● **Work instruction**
An exact transcript of all the records is the expected answer.

<<<<
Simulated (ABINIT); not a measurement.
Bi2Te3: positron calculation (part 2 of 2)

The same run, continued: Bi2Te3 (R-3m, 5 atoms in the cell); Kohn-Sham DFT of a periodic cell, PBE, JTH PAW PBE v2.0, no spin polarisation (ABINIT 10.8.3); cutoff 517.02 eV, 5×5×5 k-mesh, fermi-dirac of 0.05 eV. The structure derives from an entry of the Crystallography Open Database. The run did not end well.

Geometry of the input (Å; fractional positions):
>>>>

● **Written answer**
Simulated (ABINIT); not a measurement.
Bi2Te3: positron calculation (part 2 of 2)

The same run, continued: Bi2Te3 (R-3m, 5 atoms in the cell); Kohn-Sham DFT of a periodic cell, PBE, JTH PAW PBE v2.0, no spin polarisation (ABINIT 10.8.3); cutoff 517.02 eV, 5×5×5 k-mesh, fermi-dirac of 0.05 eV. The structure derives from an entry of the Crystallography Open Database. The run did not end well.

Geometry of the input (Å; fractional positions):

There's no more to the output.